▽

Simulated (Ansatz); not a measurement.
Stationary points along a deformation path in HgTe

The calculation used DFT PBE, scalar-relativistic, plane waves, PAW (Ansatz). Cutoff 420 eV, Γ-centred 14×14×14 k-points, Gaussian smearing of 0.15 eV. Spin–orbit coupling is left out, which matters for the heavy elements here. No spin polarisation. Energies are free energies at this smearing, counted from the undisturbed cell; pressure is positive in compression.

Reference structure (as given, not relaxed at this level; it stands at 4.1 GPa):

△

== Work task ==
Return the whole listing above verbatim.

== Your response ==
Simulated (Ansatz); not a measurement.
Stationary points along a deformation path in HgTe

The calculation used DFT PBE, scalar-relativistic, plane waves, PAW (Ansatz). Cutoff 420 eV, Γ-centred 14×14×14 k-points, Gaussian smearing of 0.15 eV. Spin–orbit coupling is left out, which matters for the heavy elements here. No spin polarisation. Energies are free energies at this smearing, counted from the undisturbed cell; pressure is positive in compression.

Reference structure (as given, not relaxed at this level; it stands at 4.1 GPa):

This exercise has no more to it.